## DATA LISTING
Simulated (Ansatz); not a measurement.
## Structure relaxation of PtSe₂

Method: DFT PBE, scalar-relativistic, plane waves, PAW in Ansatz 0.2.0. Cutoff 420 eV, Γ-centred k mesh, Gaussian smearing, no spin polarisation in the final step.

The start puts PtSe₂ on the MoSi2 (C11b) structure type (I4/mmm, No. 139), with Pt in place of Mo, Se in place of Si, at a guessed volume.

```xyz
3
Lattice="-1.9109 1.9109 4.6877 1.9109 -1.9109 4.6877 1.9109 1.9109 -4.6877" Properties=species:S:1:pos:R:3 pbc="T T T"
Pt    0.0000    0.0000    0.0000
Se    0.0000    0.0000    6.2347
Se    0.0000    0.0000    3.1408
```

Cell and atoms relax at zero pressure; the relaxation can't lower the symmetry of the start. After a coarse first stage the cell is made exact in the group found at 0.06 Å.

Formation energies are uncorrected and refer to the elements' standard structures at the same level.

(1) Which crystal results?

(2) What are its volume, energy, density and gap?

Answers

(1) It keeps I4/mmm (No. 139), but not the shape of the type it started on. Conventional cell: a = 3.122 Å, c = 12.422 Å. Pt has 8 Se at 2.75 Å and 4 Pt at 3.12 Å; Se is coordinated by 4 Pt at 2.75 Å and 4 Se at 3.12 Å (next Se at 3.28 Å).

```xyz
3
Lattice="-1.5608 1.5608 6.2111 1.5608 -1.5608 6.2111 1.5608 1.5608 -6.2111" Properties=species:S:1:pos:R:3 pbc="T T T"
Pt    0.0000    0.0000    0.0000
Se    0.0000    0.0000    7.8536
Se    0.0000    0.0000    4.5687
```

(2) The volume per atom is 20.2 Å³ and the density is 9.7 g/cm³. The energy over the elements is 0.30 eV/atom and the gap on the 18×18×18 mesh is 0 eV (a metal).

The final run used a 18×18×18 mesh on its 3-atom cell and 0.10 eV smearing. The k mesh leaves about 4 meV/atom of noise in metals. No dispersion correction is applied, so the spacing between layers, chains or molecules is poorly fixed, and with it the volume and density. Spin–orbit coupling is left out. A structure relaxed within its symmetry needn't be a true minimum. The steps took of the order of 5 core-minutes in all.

## ASSIGNED TASK
Beginning at the first line of the records, retype exactly every line up to and including the one with "Method: DFT PBE, scalar-relativistic, plane".

## WRITTEN ANSWER
Simulated (Ansatz); not a measurement.
## Structure relaxation of PtSe₂

Method: DFT PBE, scalar-relativistic, plane waves, PAW in Ansatz 0.2.0. Cutoff 420 eV, Γ-centred k mesh, Gaussian smearing, no spin polarisation in the final step.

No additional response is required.